**Activity:**
Give an exact copy of every entry.

**Data:**
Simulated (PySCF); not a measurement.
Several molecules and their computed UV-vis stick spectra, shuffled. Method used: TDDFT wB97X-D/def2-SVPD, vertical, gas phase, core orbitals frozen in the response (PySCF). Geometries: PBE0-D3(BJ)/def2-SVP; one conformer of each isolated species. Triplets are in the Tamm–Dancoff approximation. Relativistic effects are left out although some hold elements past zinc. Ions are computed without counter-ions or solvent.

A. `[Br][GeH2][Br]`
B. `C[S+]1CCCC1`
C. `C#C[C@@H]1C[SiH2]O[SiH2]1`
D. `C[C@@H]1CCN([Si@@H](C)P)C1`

**Answer space:**
Simulated (PySCF); not a measurement.
Several molecules and their computed UV-vis stick spectra, shuffled. Method used: TDDFT wB97X-D/def2-SVPD, vertical, gas phase, core orbitals frozen in the response (PySCF). Geometries: PBE0-D3(BJ)/def2-SVP; one conformer of each isolated species. Triplets are in the Tamm–Dancoff approximation. Relativistic effects are left out although some hold elements past zinc. Ions are computed without counter-ions or solvent.

A. `[Br][GeH2][Br]`
B. `C[S+]1CCCC1`
C. `C#C[C@@H]1C[SiH2]O[SiH2]1`
D. `C[C@@H]1CCN([Si@@H](C)P)C1`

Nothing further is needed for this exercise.